Given entries -

▬▬▬▬▬▬▬▬▬▬

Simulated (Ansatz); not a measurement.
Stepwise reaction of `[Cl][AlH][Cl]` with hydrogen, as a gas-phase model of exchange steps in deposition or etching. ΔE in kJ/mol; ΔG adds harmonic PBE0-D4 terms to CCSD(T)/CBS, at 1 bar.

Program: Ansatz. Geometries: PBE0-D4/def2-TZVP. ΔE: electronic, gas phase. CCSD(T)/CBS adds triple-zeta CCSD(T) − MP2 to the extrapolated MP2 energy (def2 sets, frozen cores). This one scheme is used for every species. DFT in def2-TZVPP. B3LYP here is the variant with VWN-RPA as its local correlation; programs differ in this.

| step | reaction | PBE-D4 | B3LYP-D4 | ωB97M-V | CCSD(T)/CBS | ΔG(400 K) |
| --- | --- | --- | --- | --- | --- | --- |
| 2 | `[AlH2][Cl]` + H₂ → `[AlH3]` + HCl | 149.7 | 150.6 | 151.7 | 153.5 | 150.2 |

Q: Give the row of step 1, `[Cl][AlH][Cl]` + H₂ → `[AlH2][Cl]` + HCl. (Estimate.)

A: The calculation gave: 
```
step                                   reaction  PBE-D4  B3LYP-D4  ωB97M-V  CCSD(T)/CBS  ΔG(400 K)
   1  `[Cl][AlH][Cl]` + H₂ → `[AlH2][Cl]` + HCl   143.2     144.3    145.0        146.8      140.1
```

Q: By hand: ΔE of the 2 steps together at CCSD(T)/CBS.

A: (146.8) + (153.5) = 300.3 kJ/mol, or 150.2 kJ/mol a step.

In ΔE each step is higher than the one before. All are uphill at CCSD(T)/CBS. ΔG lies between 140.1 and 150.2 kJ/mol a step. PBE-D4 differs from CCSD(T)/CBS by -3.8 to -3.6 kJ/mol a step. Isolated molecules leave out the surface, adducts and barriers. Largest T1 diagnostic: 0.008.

▬▬▬▬▬▬▬▬▬▬

Work instruction - Emit, unaltered, the lines from the top of the listing down through the line that holds "A: (146.8) +"; emit nothing else.

Worked solution -
Simulated (Ansatz); not a measurement.
Stepwise reaction of `[Cl][AlH][Cl]` with hydrogen, as a gas-phase model of exchange steps in deposition or etching. ΔE in kJ/mol; ΔG adds harmonic PBE0-D4 terms to CCSD(T)/CBS, at 1 bar.

Program: Ansatz. Geometries: PBE0-D4/def2-TZVP. ΔE: electronic, gas phase. CCSD(T)/CBS adds triple-zeta CCSD(T) − MP2 to the extrapolated MP2 energy (def2 sets, frozen cores). This one scheme is used for every species. DFT in def2-TZVPP. B3LYP here is the variant with VWN-RPA as its local correlation; programs differ in this.

| step | reaction | PBE-D4 | B3LYP-D4 | ωB97M-V | CCSD(T)/CBS | ΔG(400 K) |
| --- | --- | --- | --- | --- | --- | --- |
| 2 | `[AlH2][Cl]` + H₂ → `[AlH3]` + HCl | 149.7 | 150.6 | 151.7 | 153.5 | 150.2 |

Q: Give the row of step 1, `[Cl][AlH][Cl]` + H₂ → `[AlH2][Cl]` + HCl. (Estimate.)

A: The calculation gave: 
```
step                                   reaction  PBE-D4  B3LYP-D4  ωB97M-V  CCSD(T)/CBS  ΔG(400 K)
   1  `[Cl][AlH][Cl]` + H₂ → `[AlH2][Cl]` + HCl   143.2     144.3    145.0        146.8      140.1
```

Q: By hand: ΔE of the 2 steps together at CCSD(T)/CBS.

A: (146.8) + (153.5) = 300.3 kJ/mol, or 150.2 kJ/mol a step.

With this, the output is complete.